Provided records:
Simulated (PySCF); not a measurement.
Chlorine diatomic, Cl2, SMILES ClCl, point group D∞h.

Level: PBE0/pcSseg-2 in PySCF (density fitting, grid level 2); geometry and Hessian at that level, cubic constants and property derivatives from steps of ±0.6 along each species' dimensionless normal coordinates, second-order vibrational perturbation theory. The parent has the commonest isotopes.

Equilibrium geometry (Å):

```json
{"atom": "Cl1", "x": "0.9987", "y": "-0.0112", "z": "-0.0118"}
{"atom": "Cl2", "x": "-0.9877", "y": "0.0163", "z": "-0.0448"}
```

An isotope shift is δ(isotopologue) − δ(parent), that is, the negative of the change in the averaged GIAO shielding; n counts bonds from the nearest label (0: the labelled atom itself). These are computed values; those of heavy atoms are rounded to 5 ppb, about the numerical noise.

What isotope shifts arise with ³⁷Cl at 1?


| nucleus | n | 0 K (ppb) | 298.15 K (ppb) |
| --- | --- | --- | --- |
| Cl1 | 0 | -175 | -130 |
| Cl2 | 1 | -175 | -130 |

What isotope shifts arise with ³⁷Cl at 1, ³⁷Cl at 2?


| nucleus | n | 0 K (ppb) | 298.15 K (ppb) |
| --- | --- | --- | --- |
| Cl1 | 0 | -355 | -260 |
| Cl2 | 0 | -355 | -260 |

Exercise: Return only the part of the records above that opens with the line containing "An isotope shift" and closes with the line containing "Cl1 | 0 | -355 | -260 |", ends included.

Expected answer:
An isotope shift is δ(isotopologue) − δ(parent), that is, the negative of the change in the averaged GIAO shielding; n counts bonds from the nearest label (0: the labelled atom itself). These are computed values; those of heavy atoms are rounded to 5 ppb, about the numerical noise.

What isotope shifts arise with ³⁷Cl at 1?


| nucleus | n | 0 K (ppb) | 298.15 K (ppb) |
| --- | --- | --- | --- |
| Cl1 | 0 | -175 | -130 |
| Cl2 | 1 | -175 | -130 |

What isotope shifts arise with ³⁷Cl at 1, ³⁷Cl at 2?


| nucleus | n | 0 K (ppb) | 298.15 K (ppb) |
| --- | --- | --- | --- |
| Cl1 | 0 | -355 | -260 |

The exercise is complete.